Data under study:
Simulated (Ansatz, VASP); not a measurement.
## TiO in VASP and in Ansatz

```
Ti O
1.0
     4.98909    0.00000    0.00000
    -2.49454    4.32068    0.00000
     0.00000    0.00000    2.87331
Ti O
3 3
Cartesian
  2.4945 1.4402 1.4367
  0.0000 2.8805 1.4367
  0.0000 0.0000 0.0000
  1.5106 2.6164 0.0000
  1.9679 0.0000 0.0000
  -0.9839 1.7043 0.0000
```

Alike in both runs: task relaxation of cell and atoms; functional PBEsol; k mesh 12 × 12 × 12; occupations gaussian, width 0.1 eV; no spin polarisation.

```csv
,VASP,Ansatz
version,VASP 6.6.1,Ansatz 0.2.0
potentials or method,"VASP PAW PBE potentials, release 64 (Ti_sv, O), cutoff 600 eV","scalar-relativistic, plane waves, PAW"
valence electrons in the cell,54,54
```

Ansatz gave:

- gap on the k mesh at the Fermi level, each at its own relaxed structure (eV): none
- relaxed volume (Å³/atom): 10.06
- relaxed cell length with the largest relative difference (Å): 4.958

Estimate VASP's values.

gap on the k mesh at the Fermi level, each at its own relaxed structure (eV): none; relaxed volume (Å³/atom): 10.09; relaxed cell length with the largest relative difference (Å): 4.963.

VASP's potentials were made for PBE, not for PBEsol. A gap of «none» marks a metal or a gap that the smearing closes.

Work item: Give back, exactly as written, the stretch from the line with "Alike in both" through the line with "Estimate VASP's values.", and no other lines from the records above.

Task answer:
Alike in both runs: task relaxation of cell and atoms; functional PBEsol; k mesh 12 × 12 × 12; occupations gaussian, width 0.1 eV; no spin polarisation.

```csv
,VASP,Ansatz
version,VASP 6.6.1,Ansatz 0.2.0
potentials or method,"VASP PAW PBE potentials, release 64 (Ti_sv, O), cutoff 600 eV","scalar-relativistic, plane waves, PAW"
valence electrons in the cell,54,54
```

Ansatz gave:

- gap on the k mesh at the Fermi level, each at its own relaxed structure (eV): none
- relaxed volume (Å³/atom): 10.06
- relaxed cell length with the largest relative difference (Å): 4.958

Estimate VASP's values.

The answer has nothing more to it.